» **ACTION ITEM**
Verbatim, and with nothing else, reproduce the data below from its first line through the line containing "Cell from Materials".

━━ DATA SECTION ━━
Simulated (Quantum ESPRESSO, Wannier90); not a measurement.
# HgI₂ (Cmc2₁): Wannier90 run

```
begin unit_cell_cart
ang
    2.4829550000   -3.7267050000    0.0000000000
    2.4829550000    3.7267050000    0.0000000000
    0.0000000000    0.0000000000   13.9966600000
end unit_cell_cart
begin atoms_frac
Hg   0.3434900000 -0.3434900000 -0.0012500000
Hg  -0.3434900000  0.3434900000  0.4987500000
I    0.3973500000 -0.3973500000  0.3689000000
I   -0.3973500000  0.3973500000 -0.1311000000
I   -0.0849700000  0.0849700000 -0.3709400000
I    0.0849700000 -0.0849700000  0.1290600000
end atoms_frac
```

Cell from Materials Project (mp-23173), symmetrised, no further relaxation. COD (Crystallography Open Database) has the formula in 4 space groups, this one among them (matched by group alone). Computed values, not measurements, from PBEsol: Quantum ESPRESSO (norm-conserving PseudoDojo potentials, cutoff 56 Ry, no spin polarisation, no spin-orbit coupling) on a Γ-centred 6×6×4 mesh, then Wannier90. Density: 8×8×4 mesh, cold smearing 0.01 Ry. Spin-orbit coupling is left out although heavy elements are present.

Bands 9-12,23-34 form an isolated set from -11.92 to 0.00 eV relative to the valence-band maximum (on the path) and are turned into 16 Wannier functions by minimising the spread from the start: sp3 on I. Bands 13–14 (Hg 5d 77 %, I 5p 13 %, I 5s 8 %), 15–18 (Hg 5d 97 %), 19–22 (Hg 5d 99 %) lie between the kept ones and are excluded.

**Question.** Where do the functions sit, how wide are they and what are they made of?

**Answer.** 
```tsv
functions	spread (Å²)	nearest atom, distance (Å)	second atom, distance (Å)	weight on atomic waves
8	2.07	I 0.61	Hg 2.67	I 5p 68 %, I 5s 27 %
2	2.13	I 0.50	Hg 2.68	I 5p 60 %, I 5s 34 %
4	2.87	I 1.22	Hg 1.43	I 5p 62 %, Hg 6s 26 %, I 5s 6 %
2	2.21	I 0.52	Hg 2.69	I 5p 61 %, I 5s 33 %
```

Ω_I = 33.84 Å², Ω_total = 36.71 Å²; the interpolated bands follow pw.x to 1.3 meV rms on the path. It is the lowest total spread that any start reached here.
━━━

» **ANSWER SPACE**
Simulated (Quantum ESPRESSO, Wannier90); not a measurement.
# HgI₂ (Cmc2₁): Wannier90 run

```
begin unit_cell_cart
ang
    2.4829550000   -3.7267050000    0.0000000000
    2.4829550000    3.7267050000    0.0000000000
    0.0000000000    0.0000000000   13.9966600000
end unit_cell_cart
begin atoms_frac
Hg   0.3434900000 -0.3434900000 -0.0012500000
Hg  -0.3434900000  0.3434900000  0.4987500000
I    0.3973500000 -0.3973500000  0.3689000000
I   -0.3973500000  0.3973500000 -0.1311000000
I   -0.0849700000  0.0849700000 -0.3709400000
I    0.0849700000 -0.0849700000  0.1290600000
end atoms_frac
```

Cell from Materials Project (mp-23173), symmetrised, no further relaxation. COD (Crystallography Open Database) has the formula in 4 space groups, this one among them (matched by group alone). Computed values, not measurements, from PBEsol: Quantum ESPRESSO (norm-conserving PseudoDojo potentials, cutoff 56 Ry, no spin polarisation, no spin-orbit coupling) on a Γ-centred 6×6×4 mesh, then Wannier90. Density: 8×8×4 mesh, cold smearing 0.01 Ry. Spin-orbit coupling is left out although heavy elements are present.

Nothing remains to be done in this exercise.